§ Exercise
Print the data that follows exactly as it stands, from its first line through the line containing "Ansatz 0.2.0 |", and stop there.

§ Information
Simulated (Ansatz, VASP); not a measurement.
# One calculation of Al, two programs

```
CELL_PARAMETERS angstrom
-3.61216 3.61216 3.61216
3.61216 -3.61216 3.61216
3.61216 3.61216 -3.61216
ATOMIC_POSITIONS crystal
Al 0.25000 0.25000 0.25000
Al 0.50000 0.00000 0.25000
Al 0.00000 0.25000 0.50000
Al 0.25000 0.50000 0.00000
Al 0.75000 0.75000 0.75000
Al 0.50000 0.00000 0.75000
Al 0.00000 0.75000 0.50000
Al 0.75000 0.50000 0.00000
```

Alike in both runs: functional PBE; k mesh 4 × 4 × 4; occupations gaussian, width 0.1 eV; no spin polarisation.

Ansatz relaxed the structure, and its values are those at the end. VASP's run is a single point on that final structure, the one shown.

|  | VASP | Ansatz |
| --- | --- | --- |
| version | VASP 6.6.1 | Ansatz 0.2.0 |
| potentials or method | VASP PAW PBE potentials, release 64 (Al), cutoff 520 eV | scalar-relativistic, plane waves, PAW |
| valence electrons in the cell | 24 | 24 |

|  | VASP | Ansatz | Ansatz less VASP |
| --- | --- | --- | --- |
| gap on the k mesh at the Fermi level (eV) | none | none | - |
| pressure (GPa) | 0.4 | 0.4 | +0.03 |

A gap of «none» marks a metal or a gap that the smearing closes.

§ Response box
Simulated (Ansatz, VASP); not a measurement.
# One calculation of Al, two programs

```
CELL_PARAMETERS angstrom
-3.61216 3.61216 3.61216
3.61216 -3.61216 3.61216
3.61216 3.61216 -3.61216
ATOMIC_POSITIONS crystal
Al 0.25000 0.25000 0.25000
Al 0.50000 0.00000 0.25000
Al 0.00000 0.25000 0.50000
Al 0.25000 0.50000 0.00000
Al 0.75000 0.75000 0.75000
Al 0.50000 0.00000 0.75000
Al 0.00000 0.75000 0.50000
Al 0.75000 0.50000 0.00000
```

Alike in both runs: functional PBE; k mesh 4 × 4 × 4; occupations gaussian, width 0.1 eV; no spin polarisation.

Ansatz relaxed the structure, and its values are those at the end. VASP's run is a single point on that final structure, the one shown.

|  | VASP | Ansatz |
| --- | --- | --- |
| version | VASP 6.6.1 | Ansatz 0.2.0 |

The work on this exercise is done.